***** Source information *****

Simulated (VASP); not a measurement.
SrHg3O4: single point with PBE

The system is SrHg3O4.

*****

### Work order:
Each line of the material above must be retyped precisely.

### Answer area:
Simulated (VASP); not a measurement.
SrHg3O4: single point with PBE

The system is SrHg3O4.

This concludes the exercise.